======== INFORMATION PROVIDED ========

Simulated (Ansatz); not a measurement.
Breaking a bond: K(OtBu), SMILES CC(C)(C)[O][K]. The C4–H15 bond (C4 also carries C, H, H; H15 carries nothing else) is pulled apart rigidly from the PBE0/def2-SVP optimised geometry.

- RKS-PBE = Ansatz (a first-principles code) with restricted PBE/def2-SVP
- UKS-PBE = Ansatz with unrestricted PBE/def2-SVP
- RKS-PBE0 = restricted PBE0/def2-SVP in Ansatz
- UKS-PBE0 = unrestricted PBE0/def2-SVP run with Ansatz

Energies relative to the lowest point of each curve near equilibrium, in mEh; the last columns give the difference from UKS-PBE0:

========

> ASSIGNMENT
Write out the material above exactly, please, from its first line up to and including the line where "- UKS-PBE0 = unrestricted" appears, and stop there.

> YOUR RESPONSE
Simulated (Ansatz); not a measurement.
Breaking a bond: K(OtBu), SMILES CC(C)(C)[O][K]. The C4–H15 bond (C4 also carries C, H, H; H15 carries nothing else) is pulled apart rigidly from the PBE0/def2-SVP optimised geometry.

- RKS-PBE = Ansatz (a first-principles code) with restricted PBE/def2-SVP
- UKS-PBE = Ansatz with unrestricted PBE/def2-SVP
- RKS-PBE0 = restricted PBE0/def2-SVP in Ansatz
- UKS-PBE0 = unrestricted PBE0/def2-SVP run with Ansatz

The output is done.